-------- DATA SHOWN

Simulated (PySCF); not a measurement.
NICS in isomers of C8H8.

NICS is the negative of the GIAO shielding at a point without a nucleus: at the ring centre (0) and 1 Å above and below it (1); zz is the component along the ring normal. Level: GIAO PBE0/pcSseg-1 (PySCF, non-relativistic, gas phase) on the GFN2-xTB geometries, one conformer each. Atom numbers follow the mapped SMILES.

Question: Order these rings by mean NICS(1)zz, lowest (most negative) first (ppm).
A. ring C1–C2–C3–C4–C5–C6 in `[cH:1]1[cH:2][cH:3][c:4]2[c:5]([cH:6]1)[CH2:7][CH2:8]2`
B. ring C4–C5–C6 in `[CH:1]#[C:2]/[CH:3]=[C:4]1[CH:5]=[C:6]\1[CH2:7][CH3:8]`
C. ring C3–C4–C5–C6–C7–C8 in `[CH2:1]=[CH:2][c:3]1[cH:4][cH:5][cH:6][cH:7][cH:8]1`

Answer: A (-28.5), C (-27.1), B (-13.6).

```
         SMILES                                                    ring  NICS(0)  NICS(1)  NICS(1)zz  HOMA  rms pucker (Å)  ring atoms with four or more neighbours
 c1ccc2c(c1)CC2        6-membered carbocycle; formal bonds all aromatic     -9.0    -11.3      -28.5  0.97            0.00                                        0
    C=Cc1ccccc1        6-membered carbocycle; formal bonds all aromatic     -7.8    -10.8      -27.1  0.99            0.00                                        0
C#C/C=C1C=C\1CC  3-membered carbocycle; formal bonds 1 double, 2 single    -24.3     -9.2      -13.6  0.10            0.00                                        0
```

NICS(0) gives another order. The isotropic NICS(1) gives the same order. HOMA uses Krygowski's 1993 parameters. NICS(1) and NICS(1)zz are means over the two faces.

----------------

▶ **EXERCISE**
Using the data above, restate word for word the lines from its opening line through the line that contains "NICS in isomers of C8H8.", and no more.

▶ **EXERCISE ANSWER**
Simulated (PySCF); not a measurement.
NICS in isomers of C8H8.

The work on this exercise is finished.